EXTRACTED ENTRIES —
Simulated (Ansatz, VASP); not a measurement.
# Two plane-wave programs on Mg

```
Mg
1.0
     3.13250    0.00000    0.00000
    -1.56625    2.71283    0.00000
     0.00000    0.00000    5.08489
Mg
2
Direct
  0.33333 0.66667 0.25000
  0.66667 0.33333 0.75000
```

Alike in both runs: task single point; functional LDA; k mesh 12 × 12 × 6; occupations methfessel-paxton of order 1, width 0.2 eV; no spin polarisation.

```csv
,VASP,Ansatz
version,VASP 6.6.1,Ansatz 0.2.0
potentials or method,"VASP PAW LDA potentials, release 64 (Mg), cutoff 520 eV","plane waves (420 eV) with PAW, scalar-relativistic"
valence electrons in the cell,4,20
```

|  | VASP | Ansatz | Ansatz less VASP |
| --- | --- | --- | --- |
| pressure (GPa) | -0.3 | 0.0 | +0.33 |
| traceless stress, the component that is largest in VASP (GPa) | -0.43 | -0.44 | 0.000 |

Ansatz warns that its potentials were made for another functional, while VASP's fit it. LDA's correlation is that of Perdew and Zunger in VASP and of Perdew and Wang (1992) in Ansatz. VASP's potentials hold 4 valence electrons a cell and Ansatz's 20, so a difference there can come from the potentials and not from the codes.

ASSIGNED TASK —
Only the lines from the beginning of the listing through the line containing "-0.44 | 0.000 |" are wanted, each restated word for word.

ANSWER BOX —
Simulated (Ansatz, VASP); not a measurement.
# Two plane-wave programs on Mg

```
Mg
1.0
     3.13250    0.00000    0.00000
    -1.56625    2.71283    0.00000
     0.00000    0.00000    5.08489
Mg
2
Direct
  0.33333 0.66667 0.25000
  0.66667 0.33333 0.75000
```

Alike in both runs: task single point; functional LDA; k mesh 12 × 12 × 6; occupations methfessel-paxton of order 1, width 0.2 eV; no spin polarisation.

```csv
,VASP,Ansatz
version,VASP 6.6.1,Ansatz 0.2.0
potentials or method,"VASP PAW LDA potentials, release 64 (Mg), cutoff 520 eV","plane waves (420 eV) with PAW, scalar-relativistic"
valence electrons in the cell,4,20
```

|  | VASP | Ansatz | Ansatz less VASP |
| --- | --- | --- | --- |
| pressure (GPa) | -0.3 | 0.0 | +0.33 |
| traceless stress, the component that is largest in VASP (GPa) | -0.43 | -0.44 | 0.000 |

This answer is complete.